Down to the last line, repeat the entries exactly.

DATA FOR ANALYSIS.
^^^^
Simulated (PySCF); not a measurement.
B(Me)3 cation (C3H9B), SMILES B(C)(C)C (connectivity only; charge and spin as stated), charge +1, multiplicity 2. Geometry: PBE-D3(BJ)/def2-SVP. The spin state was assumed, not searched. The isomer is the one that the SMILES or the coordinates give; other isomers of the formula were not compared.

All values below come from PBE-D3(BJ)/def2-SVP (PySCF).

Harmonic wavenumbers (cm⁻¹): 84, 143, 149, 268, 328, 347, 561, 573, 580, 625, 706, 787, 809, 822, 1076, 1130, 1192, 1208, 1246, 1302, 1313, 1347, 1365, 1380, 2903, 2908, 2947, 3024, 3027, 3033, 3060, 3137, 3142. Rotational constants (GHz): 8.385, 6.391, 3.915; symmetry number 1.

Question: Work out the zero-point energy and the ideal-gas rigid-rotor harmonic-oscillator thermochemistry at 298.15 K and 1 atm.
^^^^

RESPONSE BOX.
Simulated (PySCF); not a measurement.
B(Me)3 cation (C3H9B), SMILES B(C)(C)C (connectivity only; charge and spin as stated), charge +1, multiplicity 2. Geometry: PBE-D3(BJ)/def2-SVP. The spin state was assumed, not searched. The isomer is the one that the SMILES or the coordinates give; other isomers of the formula were not compared.

All values below come from PBE-D3(BJ)/def2-SVP (PySCF).

Harmonic wavenumbers (cm⁻¹): 84, 143, 149, 268, 328, 347, 561, 573, 580, 625, 706, 787, 809, 822, 1076, 1130, 1192, 1208, 1246, 1302, 1313, 1347, 1365, 1380, 2903, 2908, 2947, 3024, 3027, 3033, 3060, 3137, 3142. Rotational constants (GHz): 8.385, 6.391, 3.915; symmetry number 1.

Question: Work out the zero-point energy and the ideal-gas rigid-rotor harmonic-oscillator thermochemistry at 298.15 K and 1 atm.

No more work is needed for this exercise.